Work item:
A word-for-word restatement of all the records is the required answer.

Data section:
● ● ● ● ●

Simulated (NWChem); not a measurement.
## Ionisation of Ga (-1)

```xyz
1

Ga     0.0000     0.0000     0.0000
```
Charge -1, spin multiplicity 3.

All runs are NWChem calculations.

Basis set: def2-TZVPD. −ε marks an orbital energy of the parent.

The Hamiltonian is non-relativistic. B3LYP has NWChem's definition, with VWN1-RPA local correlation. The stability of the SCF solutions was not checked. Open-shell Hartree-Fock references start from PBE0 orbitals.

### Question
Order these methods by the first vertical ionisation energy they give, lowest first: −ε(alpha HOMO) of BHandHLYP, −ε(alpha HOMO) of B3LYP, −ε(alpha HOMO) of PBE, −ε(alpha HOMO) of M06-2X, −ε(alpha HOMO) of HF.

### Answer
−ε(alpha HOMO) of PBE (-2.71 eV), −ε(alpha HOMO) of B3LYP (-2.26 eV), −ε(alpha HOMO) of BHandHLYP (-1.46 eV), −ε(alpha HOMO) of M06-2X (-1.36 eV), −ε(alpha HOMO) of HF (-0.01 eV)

● ● ● ● ●

Result:
Simulated (NWChem); not a measurement.
## Ionisation of Ga (-1)

```xyz
1

Ga     0.0000     0.0000     0.0000
```
Charge -1, spin multiplicity 3.

All runs are NWChem calculations.

Basis set: def2-TZVPD. −ε marks an orbital energy of the parent.

The Hamiltonian is non-relativistic. B3LYP has NWChem's definition, with VWN1-RPA local correlation. The stability of the SCF solutions was not checked. Open-shell Hartree-Fock references start from PBE0 orbitals.

### Question
Order these methods by the first vertical ionisation energy they give, lowest first: −ε(alpha HOMO) of BHandHLYP, −ε(alpha HOMO) of B3LYP, −ε(alpha HOMO) of PBE, −ε(alpha HOMO) of M06-2X, −ε(alpha HOMO) of HF.

### Answer
−ε(alpha HOMO) of PBE (-2.71 eV), −ε(alpha HOMO) of B3LYP (-2.26 eV), −ε(alpha HOMO) of BHandHLYP (-1.46 eV), −ε(alpha HOMO) of M06-2X (-1.36 eV), −ε(alpha HOMO) of HF (-0.01 eV)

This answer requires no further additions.